▸ **ASSIGNMENT**:
Set every entry down again exactly, omitting none.

▸ **DATASET CONTENT**:
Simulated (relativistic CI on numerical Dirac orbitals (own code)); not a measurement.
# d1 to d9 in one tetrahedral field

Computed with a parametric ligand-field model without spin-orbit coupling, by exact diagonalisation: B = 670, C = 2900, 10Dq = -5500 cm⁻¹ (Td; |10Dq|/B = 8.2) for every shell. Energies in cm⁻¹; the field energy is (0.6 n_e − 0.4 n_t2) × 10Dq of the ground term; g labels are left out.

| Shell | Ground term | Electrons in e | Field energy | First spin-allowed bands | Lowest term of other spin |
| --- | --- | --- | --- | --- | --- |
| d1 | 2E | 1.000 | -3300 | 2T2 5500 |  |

▸ **EXERCISE RESPONSE**:
Simulated (relativistic CI on numerical Dirac orbitals (own code)); not a measurement.
# d1 to d9 in one tetrahedral field

Computed with a parametric ligand-field model without spin-orbit coupling, by exact diagonalisation: B = 670, C = 2900, 10Dq = -5500 cm⁻¹ (Td; |10Dq|/B = 8.2) for every shell. Energies in cm⁻¹; the field energy is (0.6 n_e − 0.4 n_t2) × 10Dq of the ground term; g labels are left out.

| Shell | Ground term | Electrons in e | Field energy | First spin-allowed bands | Lowest term of other spin |
| --- | --- | --- | --- | --- | --- |
| d1 | 2E | 1.000 | -3300 | 2T2 5500 |  |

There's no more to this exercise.